__TASK ITEM__
Please transcribe the data that follows exactly, from its first line through the line that contains "Periodic cell of".

*** DATASET RECORDS ***

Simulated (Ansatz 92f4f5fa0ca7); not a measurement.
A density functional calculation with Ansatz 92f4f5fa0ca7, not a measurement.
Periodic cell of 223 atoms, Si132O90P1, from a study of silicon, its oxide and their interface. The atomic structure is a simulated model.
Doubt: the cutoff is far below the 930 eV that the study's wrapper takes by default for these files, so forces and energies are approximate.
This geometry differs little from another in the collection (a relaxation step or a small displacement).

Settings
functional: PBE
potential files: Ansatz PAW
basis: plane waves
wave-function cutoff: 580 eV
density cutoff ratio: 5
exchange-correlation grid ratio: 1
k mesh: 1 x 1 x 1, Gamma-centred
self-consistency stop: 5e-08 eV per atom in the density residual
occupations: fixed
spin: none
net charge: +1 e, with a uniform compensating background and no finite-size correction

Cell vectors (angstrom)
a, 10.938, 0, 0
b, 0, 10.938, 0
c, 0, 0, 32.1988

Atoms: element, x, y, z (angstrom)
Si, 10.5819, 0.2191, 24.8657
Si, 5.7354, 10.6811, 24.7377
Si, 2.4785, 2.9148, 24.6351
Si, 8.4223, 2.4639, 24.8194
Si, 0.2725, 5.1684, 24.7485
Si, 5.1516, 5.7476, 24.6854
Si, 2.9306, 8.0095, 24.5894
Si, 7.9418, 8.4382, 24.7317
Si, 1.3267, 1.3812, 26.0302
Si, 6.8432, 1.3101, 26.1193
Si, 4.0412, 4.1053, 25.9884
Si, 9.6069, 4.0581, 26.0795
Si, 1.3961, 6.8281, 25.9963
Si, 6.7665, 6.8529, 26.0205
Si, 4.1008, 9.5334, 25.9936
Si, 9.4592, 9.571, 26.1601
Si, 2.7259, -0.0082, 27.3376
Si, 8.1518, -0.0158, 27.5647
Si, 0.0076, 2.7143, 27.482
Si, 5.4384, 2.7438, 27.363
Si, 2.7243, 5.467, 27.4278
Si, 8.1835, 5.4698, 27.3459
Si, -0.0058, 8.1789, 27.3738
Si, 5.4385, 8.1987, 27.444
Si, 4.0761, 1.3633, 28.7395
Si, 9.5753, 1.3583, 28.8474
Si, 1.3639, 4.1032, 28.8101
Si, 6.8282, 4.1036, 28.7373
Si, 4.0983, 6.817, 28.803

*** End of DATASET RECORDS ***

__EXERCISE RESPONSE__
Simulated (Ansatz 92f4f5fa0ca7); not a measurement.
A density functional calculation with Ansatz 92f4f5fa0ca7, not a measurement.
Periodic cell of 223 atoms, Si132O90P1, from a study of silicon, its oxide and their interface. The atomic structure is a simulated model.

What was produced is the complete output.